***

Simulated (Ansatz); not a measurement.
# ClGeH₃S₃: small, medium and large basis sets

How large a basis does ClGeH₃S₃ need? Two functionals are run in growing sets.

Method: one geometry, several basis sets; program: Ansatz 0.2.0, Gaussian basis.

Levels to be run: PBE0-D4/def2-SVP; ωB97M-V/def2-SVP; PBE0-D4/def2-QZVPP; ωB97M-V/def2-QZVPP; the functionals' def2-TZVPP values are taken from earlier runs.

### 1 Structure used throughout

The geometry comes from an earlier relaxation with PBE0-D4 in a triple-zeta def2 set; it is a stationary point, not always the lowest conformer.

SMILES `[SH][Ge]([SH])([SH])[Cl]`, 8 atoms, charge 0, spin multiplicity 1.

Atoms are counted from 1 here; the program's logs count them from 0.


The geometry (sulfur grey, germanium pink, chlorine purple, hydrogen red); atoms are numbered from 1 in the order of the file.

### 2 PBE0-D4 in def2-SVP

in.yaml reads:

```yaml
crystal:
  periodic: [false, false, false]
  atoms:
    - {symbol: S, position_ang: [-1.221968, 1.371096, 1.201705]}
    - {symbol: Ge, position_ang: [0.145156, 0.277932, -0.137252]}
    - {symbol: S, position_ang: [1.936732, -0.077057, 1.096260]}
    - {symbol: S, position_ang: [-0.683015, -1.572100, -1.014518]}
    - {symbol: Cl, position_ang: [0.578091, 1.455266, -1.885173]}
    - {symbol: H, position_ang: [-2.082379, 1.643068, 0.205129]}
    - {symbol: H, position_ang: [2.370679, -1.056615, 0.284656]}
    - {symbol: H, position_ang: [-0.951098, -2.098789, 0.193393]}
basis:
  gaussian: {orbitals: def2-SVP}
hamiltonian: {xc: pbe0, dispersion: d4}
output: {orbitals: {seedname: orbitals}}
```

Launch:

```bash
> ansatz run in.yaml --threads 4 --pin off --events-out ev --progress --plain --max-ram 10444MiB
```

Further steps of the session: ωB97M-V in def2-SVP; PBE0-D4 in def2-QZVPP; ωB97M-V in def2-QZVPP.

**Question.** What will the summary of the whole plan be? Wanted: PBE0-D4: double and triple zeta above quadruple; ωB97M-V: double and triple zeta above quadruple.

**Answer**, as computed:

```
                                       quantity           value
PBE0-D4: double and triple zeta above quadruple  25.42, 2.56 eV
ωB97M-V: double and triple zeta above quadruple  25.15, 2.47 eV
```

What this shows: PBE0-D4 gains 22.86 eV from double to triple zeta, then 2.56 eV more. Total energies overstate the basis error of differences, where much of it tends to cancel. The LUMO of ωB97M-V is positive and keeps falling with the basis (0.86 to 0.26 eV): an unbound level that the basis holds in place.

***

TASK ITEM: In the data above, retype exactly and only the lines between the one holding "The geometry (sulfur" and the one holding "Further steps of", inclusive.

SOLUTION:
The geometry (sulfur grey, germanium pink, chlorine purple, hydrogen red); atoms are numbered from 1 in the order of the file.

### 2 PBE0-D4 in def2-SVP

in.yaml reads:

```yaml
crystal:
  periodic: [false, false, false]
  atoms:
    - {symbol: S, position_ang: [-1.221968, 1.371096, 1.201705]}
    - {symbol: Ge, position_ang: [0.145156, 0.277932, -0.137252]}
    - {symbol: S, position_ang: [1.936732, -0.077057, 1.096260]}
    - {symbol: S, position_ang: [-0.683015, -1.572100, -1.014518]}
    - {symbol: Cl, position_ang: [0.578091, 1.455266, -1.885173]}
    - {symbol: H, position_ang: [-2.082379, 1.643068, 0.205129]}
    - {symbol: H, position_ang: [2.370679, -1.056615, 0.284656]}
    - {symbol: H, position_ang: [-0.951098, -2.098789, 0.193393]}
basis:
  gaussian: {orbitals: def2-SVP}
hamiltonian: {xc: pbe0, dispersion: d4}
output: {orbitals: {seedname: orbitals}}
```

Launch:

```bash
> ansatz run in.yaml --threads 4 --pin off --events-out ev --progress --plain --max-ram 10444MiB
```

Further steps of the session: ωB97M-V in def2-SVP; PBE0-D4 in def2-QZVPP; ωB97M-V in def2-QZVPP.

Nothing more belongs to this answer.